·····
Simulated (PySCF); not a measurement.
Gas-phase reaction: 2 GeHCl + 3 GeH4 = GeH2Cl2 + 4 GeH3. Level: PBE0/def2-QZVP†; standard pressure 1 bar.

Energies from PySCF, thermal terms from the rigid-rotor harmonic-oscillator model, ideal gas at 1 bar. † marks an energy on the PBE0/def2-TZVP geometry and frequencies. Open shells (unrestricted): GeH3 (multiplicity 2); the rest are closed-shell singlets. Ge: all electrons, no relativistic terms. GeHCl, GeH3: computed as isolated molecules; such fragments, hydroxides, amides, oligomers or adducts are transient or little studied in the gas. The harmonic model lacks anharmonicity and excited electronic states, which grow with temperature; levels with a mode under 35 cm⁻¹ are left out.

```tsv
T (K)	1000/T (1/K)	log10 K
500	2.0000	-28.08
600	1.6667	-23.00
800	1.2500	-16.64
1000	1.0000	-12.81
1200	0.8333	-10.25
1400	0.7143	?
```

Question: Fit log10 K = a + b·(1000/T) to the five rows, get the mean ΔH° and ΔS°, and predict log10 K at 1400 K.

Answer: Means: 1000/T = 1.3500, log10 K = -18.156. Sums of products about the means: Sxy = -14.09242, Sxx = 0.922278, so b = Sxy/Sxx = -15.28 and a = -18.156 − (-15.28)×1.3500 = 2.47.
·····

Task item:
Please reproduce each entry above exactly as it reads.

Answer area:
Simulated (PySCF); not a measurement.
Gas-phase reaction: 2 GeHCl + 3 GeH4 = GeH2Cl2 + 4 GeH3. Level: PBE0/def2-QZVP†; standard pressure 1 bar.

Energies from PySCF, thermal terms from the rigid-rotor harmonic-oscillator model, ideal gas at 1 bar. † marks an energy on the PBE0/def2-TZVP geometry and frequencies. Open shells (unrestricted): GeH3 (multiplicity 2); the rest are closed-shell singlets. Ge: all electrons, no relativistic terms. GeHCl, GeH3: computed as isolated molecules; such fragments, hydroxides, amides, oligomers or adducts are transient or little studied in the gas. The harmonic model lacks anharmonicity and excited electronic states, which grow with temperature; levels with a mode under 35 cm⁻¹ are left out.

```tsv
T (K)	1000/T (1/K)	log10 K
500	2.0000	-28.08
600	1.6667	-23.00
800	1.2500	-16.64
1000	1.0000	-12.81
1200	0.8333	-10.25
1400	0.7143	?
```

Question: Fit log10 K = a + b·(1000/T) to the five rows, get the mean ΔH° and ΔS°, and predict log10 K at 1400 K.

Answer: Means: 1000/T = 1.3500, log10 K = -18.156. Sums of products about the means: Sxy = -14.09242, Sxx = 0.922278, so b = Sxy/Sxx = -15.28 and a = -18.156 − (-15.28)×1.3500 = 2.47.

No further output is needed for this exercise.